(DATA EXTRACT)

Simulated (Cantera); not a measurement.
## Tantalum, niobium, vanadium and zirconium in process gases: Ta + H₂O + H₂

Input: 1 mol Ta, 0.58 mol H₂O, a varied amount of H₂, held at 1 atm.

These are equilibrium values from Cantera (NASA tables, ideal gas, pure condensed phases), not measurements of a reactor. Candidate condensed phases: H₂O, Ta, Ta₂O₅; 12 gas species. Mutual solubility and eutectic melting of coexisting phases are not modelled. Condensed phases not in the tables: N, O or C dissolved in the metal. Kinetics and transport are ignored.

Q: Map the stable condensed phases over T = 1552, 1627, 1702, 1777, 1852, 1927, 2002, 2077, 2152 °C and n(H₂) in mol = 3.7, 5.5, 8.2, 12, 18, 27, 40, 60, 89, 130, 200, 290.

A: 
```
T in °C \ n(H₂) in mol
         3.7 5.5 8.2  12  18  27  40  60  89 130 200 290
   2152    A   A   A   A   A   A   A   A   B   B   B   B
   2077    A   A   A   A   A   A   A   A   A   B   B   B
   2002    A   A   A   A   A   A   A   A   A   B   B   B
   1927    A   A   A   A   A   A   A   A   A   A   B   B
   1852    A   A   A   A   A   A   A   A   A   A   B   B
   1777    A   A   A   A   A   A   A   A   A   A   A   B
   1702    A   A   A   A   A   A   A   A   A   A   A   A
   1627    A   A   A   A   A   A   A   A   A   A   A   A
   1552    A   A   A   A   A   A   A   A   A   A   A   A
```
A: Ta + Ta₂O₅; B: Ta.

(End DATA EXTRACT)

ACTIVITY:
For the lines above, output exactly those from the line containing "Input: 1 mol" through the line containing "These are equilibrium", and skip the others.

TASK RESPONSE:
Input: 1 mol Ta, 0.58 mol H₂O, a varied amount of H₂, held at 1 atm.

These are equilibrium values from Cantera (NASA tables, ideal gas, pure condensed phases), not measurements of a reactor. Candidate condensed phases: H₂O, Ta, Ta₂O₅; 12 gas species. Mutual solubility and eutectic melting of coexisting phases are not modelled. Condensed phases not in the tables: N, O or C dissolved in the metal. Kinetics and transport are ignored.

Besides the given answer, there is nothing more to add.